Work request: Starting at the line that has "### 2 The run" and stopping after the line that has "Q: Estimate wall", reproduce the listing below exactly; omit everything else.

Supplied entries:
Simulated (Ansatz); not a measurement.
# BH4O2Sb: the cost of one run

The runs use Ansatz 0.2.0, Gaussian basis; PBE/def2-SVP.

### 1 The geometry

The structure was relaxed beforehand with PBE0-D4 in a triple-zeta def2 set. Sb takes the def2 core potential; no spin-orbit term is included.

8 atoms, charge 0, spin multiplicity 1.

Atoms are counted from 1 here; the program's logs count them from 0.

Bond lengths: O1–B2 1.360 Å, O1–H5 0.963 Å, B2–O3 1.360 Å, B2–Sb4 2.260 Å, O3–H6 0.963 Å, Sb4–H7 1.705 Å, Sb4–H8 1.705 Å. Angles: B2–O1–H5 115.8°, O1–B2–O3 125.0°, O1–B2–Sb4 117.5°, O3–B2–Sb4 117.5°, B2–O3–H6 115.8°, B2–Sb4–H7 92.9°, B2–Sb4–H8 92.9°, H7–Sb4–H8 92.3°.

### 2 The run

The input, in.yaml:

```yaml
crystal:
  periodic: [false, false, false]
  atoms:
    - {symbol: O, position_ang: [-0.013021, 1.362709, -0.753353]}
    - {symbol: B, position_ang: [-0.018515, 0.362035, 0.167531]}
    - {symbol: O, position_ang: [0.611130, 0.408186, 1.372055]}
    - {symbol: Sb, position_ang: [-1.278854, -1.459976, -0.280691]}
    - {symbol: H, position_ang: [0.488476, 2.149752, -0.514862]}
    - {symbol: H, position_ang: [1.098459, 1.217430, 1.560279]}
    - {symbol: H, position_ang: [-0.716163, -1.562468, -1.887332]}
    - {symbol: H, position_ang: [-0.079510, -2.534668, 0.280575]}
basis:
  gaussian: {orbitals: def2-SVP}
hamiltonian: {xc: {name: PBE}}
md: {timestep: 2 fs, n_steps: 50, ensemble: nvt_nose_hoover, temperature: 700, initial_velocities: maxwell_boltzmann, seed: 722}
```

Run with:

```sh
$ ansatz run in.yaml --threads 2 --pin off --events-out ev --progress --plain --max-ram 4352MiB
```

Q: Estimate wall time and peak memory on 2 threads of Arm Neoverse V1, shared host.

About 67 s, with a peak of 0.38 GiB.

Written reply:
### 2 The run

The input, in.yaml:

```yaml
crystal:
  periodic: [false, false, false]
  atoms:
    - {symbol: O, position_ang: [-0.013021, 1.362709, -0.753353]}
    - {symbol: B, position_ang: [-0.018515, 0.362035, 0.167531]}
    - {symbol: O, position_ang: [0.611130, 0.408186, 1.372055]}
    - {symbol: Sb, position_ang: [-1.278854, -1.459976, -0.280691]}
    - {symbol: H, position_ang: [0.488476, 2.149752, -0.514862]}
    - {symbol: H, position_ang: [1.098459, 1.217430, 1.560279]}
    - {symbol: H, position_ang: [-0.716163, -1.562468, -1.887332]}
    - {symbol: H, position_ang: [-0.079510, -2.534668, 0.280575]}
basis:
  gaussian: {orbitals: def2-SVP}
hamiltonian: {xc: {name: PBE}}
md: {timestep: 2 fs, n_steps: 50, ensemble: nvt_nose_hoover, temperature: 700, initial_velocities: maxwell_boltzmann, seed: 722}
```

Run with:

```sh
$ ansatz run in.yaml --threads 2 --pin off --events-out ev --progress --plain --max-ram 4352MiB
```

Q: Estimate wall time and peak memory on 2 threads of Arm Neoverse V1, shared host.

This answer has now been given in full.